* _REQUIRED ACTION_:
Set the data down once more, exactly as it is written.

== Segment start ==
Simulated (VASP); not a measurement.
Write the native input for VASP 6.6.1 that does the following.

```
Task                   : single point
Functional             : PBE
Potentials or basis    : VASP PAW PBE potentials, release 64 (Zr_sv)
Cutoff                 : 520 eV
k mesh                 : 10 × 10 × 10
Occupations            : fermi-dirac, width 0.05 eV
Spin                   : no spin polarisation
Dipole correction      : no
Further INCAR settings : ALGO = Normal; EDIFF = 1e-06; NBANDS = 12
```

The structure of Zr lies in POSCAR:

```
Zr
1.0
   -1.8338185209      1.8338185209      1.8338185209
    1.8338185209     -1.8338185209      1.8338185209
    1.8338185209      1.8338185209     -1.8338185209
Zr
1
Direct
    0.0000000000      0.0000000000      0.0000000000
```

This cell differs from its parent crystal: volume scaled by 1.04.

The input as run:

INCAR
== Segment end ==

* _EXERCISE OUTPUT_:
Simulated (VASP); not a measurement.
Write the native input for VASP 6.6.1 that does the following.

```
Task                   : single point
Functional             : PBE
Potentials or basis    : VASP PAW PBE potentials, release 64 (Zr_sv)
Cutoff                 : 520 eV
k mesh                 : 10 × 10 × 10
Occupations            : fermi-dirac, width 0.05 eV
Spin                   : no spin polarisation
Dipole correction      : no
Further INCAR settings : ALGO = Normal; EDIFF = 1e-06; NBANDS = 12
```

The structure of Zr lies in POSCAR:

```
Zr
1.0
   -1.8338185209      1.8338185209      1.8338185209
    1.8338185209     -1.8338185209      1.8338185209
    1.8338185209      1.8338185209     -1.8338185209
Zr
1
Direct
    0.0000000000      0.0000000000      0.0000000000
```

This cell differs from its parent crystal: volume scaled by 1.04.

The input as run:

INCAR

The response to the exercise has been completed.